Content starts

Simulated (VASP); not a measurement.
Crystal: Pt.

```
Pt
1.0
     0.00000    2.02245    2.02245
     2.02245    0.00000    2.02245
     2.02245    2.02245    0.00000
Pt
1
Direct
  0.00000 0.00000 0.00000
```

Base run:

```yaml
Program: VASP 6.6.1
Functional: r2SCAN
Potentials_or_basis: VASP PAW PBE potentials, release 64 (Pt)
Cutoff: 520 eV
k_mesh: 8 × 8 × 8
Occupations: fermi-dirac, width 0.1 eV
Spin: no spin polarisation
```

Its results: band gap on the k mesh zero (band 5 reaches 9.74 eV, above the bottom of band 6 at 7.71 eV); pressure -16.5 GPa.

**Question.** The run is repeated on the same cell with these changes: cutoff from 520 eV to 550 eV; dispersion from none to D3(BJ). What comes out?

Content ends

◆ **ACTION ITEM**
Transcribe the records above with every character unchanged.

◆ **SOLUTION**
Simulated (VASP); not a measurement.
Crystal: Pt.

```
Pt
1.0
     0.00000    2.02245    2.02245
     2.02245    0.00000    2.02245
     2.02245    2.02245    0.00000
Pt
1
Direct
  0.00000 0.00000 0.00000
```

Base run:

```yaml
Program: VASP 6.6.1
Functional: r2SCAN
Potentials_or_basis: VASP PAW PBE potentials, release 64 (Pt)
Cutoff: 520 eV
k_mesh: 8 × 8 × 8
Occupations: fermi-dirac, width 0.1 eV
Spin: no spin polarisation
```

Its results: band gap on the k mesh zero (band 5 reaches 9.74 eV, above the bottom of band 6 at 7.71 eV); pressure -16.5 GPa.

**Question.** The run is repeated on the same cell with these changes: cutoff from 520 eV to 550 eV; dispersion from none to D3(BJ). What comes out?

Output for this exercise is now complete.